::: Data supplied

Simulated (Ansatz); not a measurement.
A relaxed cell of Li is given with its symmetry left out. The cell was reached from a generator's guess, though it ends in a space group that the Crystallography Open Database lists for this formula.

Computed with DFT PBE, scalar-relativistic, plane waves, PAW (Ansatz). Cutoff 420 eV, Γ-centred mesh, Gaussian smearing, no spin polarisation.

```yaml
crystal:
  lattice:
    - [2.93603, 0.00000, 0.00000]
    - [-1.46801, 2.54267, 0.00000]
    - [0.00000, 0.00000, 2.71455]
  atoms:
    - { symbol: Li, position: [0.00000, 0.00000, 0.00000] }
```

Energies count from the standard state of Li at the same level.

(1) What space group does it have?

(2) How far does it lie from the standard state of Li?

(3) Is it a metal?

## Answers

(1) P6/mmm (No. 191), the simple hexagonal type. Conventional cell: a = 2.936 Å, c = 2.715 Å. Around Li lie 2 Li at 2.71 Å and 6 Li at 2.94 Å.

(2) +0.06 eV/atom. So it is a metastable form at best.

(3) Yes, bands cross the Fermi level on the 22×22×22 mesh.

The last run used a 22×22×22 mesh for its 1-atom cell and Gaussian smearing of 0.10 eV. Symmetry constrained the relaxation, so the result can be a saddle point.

::::::

Take the records above and return, word for word, only the lines that fall from the line with "(3) Is it a metal?" to the line with "(2) +0.06 eV/atom.", both of them included.

(3) Is it a metal?

## Answers

(1) P6/mmm (No. 191), the simple hexagonal type. Conventional cell: a = 2.936 Å, c = 2.715 Å. Around Li lie 2 Li at 2.71 Å and 6 Li at 2.94 Å.

(2) +0.06 eV/atom. So it is a metastable form at best.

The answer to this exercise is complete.